DATASET —
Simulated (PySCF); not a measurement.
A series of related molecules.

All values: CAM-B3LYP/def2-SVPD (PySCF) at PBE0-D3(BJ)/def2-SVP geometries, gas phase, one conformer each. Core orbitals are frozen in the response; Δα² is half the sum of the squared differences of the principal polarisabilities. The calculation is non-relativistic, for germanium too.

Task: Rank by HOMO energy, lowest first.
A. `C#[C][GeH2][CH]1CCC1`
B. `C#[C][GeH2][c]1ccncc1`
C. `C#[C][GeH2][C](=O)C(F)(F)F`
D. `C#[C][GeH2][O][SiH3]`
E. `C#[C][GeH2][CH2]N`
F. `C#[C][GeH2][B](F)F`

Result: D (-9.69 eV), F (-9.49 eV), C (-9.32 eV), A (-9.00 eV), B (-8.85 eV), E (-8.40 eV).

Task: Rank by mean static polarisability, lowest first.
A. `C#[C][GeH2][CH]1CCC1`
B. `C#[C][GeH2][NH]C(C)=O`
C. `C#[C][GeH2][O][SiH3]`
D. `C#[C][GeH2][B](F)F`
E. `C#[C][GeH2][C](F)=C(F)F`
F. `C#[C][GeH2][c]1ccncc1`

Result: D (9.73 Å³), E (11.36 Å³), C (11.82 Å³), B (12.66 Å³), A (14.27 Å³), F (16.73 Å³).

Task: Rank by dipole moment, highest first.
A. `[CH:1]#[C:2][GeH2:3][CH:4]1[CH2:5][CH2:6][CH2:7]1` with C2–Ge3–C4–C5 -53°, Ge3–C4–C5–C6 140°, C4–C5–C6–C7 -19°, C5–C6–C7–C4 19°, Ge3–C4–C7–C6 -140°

WORK REQUEST — Your task is to transcribe the material exactly.

WRITTEN RESPONSE —
Simulated (PySCF); not a measurement.
A series of related molecules.

All values: CAM-B3LYP/def2-SVPD (PySCF) at PBE0-D3(BJ)/def2-SVP geometries, gas phase, one conformer each. Core orbitals are frozen in the response; Δα² is half the sum of the squared differences of the principal polarisabilities. The calculation is non-relativistic, for germanium too.

Task: Rank by HOMO energy, lowest first.
A. `C#[C][GeH2][CH]1CCC1`
B. `C#[C][GeH2][c]1ccncc1`
C. `C#[C][GeH2][C](=O)C(F)(F)F`
D. `C#[C][GeH2][O][SiH3]`
E. `C#[C][GeH2][CH2]N`
F. `C#[C][GeH2][B](F)F`

Result: D (-9.69 eV), F (-9.49 eV), C (-9.32 eV), A (-9.00 eV), B (-8.85 eV), E (-8.40 eV).

Task: Rank by mean static polarisability, lowest first.
A. `C#[C][GeH2][CH]1CCC1`
B. `C#[C][GeH2][NH]C(C)=O`
C. `C#[C][GeH2][O][SiH3]`
D. `C#[C][GeH2][B](F)F`
E. `C#[C][GeH2][C](F)=C(F)F`
F. `C#[C][GeH2][c]1ccncc1`

Result: D (9.73 Å³), E (11.36 Å³), C (11.82 Å³), B (12.66 Å³), A (14.27 Å³), F (16.73 Å³).

Task: Rank by dipole moment, highest first.
A. `[CH:1]#[C:2][GeH2:3][CH:4]1[CH2:5][CH2:6][CH2:7]1` with C2–Ge3–C4–C5 -53°, Ge3–C4–C5–C6 140°, C4–C5–C6–C7 -19°, C5–C6–C7–C4 19°, Ge3–C4–C7–C6 -140°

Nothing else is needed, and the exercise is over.